Retype all of the entries that appear below, keeping them exactly as they are.

........

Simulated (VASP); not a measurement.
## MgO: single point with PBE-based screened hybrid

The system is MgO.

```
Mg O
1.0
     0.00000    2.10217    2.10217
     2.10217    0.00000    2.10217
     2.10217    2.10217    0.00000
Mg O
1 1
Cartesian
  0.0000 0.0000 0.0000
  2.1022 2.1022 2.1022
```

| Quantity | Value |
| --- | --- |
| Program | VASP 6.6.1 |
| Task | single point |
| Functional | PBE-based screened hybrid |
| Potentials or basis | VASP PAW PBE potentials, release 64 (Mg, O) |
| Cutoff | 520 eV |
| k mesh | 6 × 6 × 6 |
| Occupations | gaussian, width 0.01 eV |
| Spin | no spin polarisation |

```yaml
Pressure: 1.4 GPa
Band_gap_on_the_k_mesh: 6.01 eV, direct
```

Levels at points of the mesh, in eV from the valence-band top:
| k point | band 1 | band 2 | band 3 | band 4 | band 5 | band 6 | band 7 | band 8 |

........

**EXERCISE SOLUTION**.
Simulated (VASP); not a measurement.
## MgO: single point with PBE-based screened hybrid

The system is MgO.

```
Mg O
1.0
     0.00000    2.10217    2.10217
     2.10217    0.00000    2.10217
     2.10217    2.10217    0.00000
Mg O
1 1
Cartesian
  0.0000 0.0000 0.0000
  2.1022 2.1022 2.1022
```

| Quantity | Value |
| --- | --- |
| Program | VASP 6.6.1 |
| Task | single point |
| Functional | PBE-based screened hybrid |
| Potentials or basis | VASP PAW PBE potentials, release 64 (Mg, O) |
| Cutoff | 520 eV |
| k mesh | 6 × 6 × 6 |
| Occupations | gaussian, width 0.01 eV |
| Spin | no spin polarisation |

```yaml
Pressure: 1.4 GPa
Band_gap_on_the_k_mesh: 6.01 eV, direct
```

Levels at points of the mesh, in eV from the valence-band top:
| k point | band 1 | band 2 | band 3 | band 4 | band 5 | band 6 | band 7 | band 8 |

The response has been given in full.